=== INFORMATION GIVEN ===

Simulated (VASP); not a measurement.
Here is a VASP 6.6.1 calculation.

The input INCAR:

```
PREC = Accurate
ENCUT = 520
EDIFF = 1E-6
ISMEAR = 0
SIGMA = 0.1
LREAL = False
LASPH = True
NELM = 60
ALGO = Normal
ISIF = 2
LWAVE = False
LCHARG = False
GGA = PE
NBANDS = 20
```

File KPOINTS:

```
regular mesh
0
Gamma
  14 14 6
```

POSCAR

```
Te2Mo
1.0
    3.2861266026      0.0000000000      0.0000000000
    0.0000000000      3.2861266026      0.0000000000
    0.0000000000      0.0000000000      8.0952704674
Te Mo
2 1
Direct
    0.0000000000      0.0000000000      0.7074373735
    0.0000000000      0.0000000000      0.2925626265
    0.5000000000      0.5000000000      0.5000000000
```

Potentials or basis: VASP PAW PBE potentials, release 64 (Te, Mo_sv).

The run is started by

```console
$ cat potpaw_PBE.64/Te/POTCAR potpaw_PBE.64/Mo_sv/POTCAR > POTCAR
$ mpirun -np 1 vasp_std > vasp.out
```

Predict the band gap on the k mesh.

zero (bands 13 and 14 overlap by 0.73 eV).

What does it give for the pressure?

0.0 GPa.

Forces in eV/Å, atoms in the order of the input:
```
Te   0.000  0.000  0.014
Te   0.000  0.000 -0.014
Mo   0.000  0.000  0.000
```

===

→ **REQUIRED ACTION**:
Copy out word for word each line of the listing, from the very first line down to the line containing "zero (bands 13 and 14 overlap by 0.73 eV).", and stop after that line.

→ **RESPONSE AREA**:
Simulated (VASP); not a measurement.
Here is a VASP 6.6.1 calculation.

The input INCAR:

```
PREC = Accurate
ENCUT = 520
EDIFF = 1E-6
ISMEAR = 0
SIGMA = 0.1
LREAL = False
LASPH = True
NELM = 60
ALGO = Normal
ISIF = 2
LWAVE = False
LCHARG = False
GGA = PE
NBANDS = 20
```

File KPOINTS:

```
regular mesh
0
Gamma
  14 14 6
```

POSCAR

```
Te2Mo
1.0
    3.2861266026      0.0000000000      0.0000000000
    0.0000000000      3.2861266026      0.0000000000
    0.0000000000      0.0000000000      8.0952704674
Te Mo
2 1
Direct
    0.0000000000      0.0000000000      0.7074373735
    0.0000000000      0.0000000000      0.2925626265
    0.5000000000      0.5000000000      0.5000000000
```

Potentials or basis: VASP PAW PBE potentials, release 64 (Te, Mo_sv).

The run is started by

```console
$ cat potpaw_PBE.64/Te/POTCAR potpaw_PBE.64/Mo_sv/POTCAR > POTCAR
$ mpirun -np 1 vasp_std > vasp.out
```

Predict the band gap on the k mesh.

zero (bands 13 and 14 overlap by 0.73 eV).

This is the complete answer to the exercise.